Data extracts:
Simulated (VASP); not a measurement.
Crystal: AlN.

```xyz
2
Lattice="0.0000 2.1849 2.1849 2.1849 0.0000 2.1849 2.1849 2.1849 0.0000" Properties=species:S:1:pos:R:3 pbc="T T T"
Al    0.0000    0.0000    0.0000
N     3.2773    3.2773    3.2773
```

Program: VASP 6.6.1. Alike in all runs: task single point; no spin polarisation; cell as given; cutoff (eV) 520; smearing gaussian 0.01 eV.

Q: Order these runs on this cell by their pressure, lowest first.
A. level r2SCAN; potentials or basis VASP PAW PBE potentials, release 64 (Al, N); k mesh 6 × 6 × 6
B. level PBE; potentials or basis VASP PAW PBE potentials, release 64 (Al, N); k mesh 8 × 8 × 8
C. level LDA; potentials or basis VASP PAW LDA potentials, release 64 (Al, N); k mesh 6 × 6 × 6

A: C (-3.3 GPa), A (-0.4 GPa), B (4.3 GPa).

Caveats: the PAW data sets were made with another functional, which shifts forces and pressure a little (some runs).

Work request:
Copy each record above so that no word or mark differs.

Response:
Simulated (VASP); not a measurement.
Crystal: AlN.

```xyz
2
Lattice="0.0000 2.1849 2.1849 2.1849 0.0000 2.1849 2.1849 2.1849 0.0000" Properties=species:S:1:pos:R:3 pbc="T T T"
Al    0.0000    0.0000    0.0000
N     3.2773    3.2773    3.2773
```

Program: VASP 6.6.1. Alike in all runs: task single point; no spin polarisation; cell as given; cutoff (eV) 520; smearing gaussian 0.01 eV.

Q: Order these runs on this cell by their pressure, lowest first.
A. level r2SCAN; potentials or basis VASP PAW PBE potentials, release 64 (Al, N); k mesh 6 × 6 × 6
B. level PBE; potentials or basis VASP PAW PBE potentials, release 64 (Al, N); k mesh 8 × 8 × 8
C. level LDA; potentials or basis VASP PAW LDA potentials, release 64 (Al, N); k mesh 6 × 6 × 6

A: C (-3.3 GPa), A (-0.4 GPa), B (4.3 GPa).

Caveats: the PAW data sets were made with another functional, which shifts forces and pressure a little (some runs).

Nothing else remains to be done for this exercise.